Input data -
=== Begin Enclosure ===

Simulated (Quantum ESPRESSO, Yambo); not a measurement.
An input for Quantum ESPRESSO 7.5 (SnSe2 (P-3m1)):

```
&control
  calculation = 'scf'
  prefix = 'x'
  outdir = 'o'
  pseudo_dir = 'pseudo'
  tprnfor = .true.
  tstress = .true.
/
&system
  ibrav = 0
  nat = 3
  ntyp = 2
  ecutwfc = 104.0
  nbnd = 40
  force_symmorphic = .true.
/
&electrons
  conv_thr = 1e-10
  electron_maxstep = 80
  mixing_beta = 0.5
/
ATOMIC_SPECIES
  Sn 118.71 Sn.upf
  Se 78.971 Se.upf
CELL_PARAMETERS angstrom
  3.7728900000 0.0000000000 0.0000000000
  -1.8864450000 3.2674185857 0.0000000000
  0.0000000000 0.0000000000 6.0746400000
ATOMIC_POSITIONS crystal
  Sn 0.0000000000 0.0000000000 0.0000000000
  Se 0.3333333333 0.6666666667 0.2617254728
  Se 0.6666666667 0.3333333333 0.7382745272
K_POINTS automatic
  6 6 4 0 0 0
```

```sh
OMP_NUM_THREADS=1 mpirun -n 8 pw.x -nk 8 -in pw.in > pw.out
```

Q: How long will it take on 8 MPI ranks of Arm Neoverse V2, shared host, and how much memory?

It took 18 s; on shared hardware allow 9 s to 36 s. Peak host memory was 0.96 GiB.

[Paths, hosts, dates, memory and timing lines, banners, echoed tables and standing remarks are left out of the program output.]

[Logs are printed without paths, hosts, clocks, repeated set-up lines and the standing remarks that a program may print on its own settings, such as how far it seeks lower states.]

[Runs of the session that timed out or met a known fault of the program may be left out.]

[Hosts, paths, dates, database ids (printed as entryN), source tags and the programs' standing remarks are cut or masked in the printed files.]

=== End Enclosure ===

Work order -
Using the data above, reproduce exactly the lines from the line that contains "Q: How long" through the line that contains "[Runs of the", including both.

Written answer -
Q: How long will it take on 8 MPI ranks of Arm Neoverse V2, shared host, and how much memory?

It took 18 s; on shared hardware allow 9 s to 36 s. Peak host memory was 0.96 GiB.

[Paths, hosts, dates, memory and timing lines, banners, echoed tables and standing remarks are left out of the program output.]

[Logs are printed without paths, hosts, clocks, repeated set-up lines and the standing remarks that a program may print on its own settings, such as how far it seeks lower states.]

[Runs of the session that timed out or met a known fault of the program may be left out.]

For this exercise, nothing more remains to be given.